[Work task]
Extract the full set of records, then give each one again exactly.

☆ ☆ ☆ ☆

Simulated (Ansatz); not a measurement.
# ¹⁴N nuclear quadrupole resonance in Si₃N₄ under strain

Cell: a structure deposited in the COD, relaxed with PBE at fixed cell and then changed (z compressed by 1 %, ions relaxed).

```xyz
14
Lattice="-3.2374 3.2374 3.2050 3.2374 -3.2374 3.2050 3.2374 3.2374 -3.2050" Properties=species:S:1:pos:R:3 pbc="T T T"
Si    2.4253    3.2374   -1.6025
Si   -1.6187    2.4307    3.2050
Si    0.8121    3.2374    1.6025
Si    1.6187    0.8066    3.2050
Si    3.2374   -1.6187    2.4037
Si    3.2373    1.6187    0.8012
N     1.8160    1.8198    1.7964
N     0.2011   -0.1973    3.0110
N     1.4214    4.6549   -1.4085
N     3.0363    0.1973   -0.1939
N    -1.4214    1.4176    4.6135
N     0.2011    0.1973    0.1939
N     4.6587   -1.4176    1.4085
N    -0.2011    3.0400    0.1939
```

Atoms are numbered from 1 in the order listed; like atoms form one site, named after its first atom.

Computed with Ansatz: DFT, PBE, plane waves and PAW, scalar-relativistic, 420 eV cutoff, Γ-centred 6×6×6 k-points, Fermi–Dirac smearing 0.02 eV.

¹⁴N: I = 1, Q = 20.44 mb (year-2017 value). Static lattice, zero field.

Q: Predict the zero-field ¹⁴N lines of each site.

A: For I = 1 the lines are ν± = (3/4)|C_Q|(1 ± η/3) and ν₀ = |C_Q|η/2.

☆ ☆ ☆ ☆

[Task solution]
Simulated (Ansatz); not a measurement.
# ¹⁴N nuclear quadrupole resonance in Si₃N₄ under strain

Cell: a structure deposited in the COD, relaxed with PBE at fixed cell and then changed (z compressed by 1 %, ions relaxed).

```xyz
14
Lattice="-3.2374 3.2374 3.2050 3.2374 -3.2374 3.2050 3.2374 3.2374 -3.2050" Properties=species:S:1:pos:R:3 pbc="T T T"
Si    2.4253    3.2374   -1.6025
Si   -1.6187    2.4307    3.2050
Si    0.8121    3.2374    1.6025
Si    1.6187    0.8066    3.2050
Si    3.2374   -1.6187    2.4037
Si    3.2373    1.6187    0.8012
N     1.8160    1.8198    1.7964
N     0.2011   -0.1973    3.0110
N     1.4214    4.6549   -1.4085
N     3.0363    0.1973   -0.1939
N    -1.4214    1.4176    4.6135
N     0.2011    0.1973    0.1939
N     4.6587   -1.4176    1.4085
N    -0.2011    3.0400    0.1939
```

Atoms are numbered from 1 in the order listed; like atoms form one site, named after its first atom.

Computed with Ansatz: DFT, PBE, plane waves and PAW, scalar-relativistic, 420 eV cutoff, Γ-centred 6×6×6 k-points, Fermi–Dirac smearing 0.02 eV.

¹⁴N: I = 1, Q = 20.44 mb (year-2017 value). Static lattice, zero field.

Q: Predict the zero-field ¹⁴N lines of each site.

A: For I = 1 the lines are ν± = (3/4)|C_Q|(1 ± η/3) and ν₀ = |C_Q|η/2.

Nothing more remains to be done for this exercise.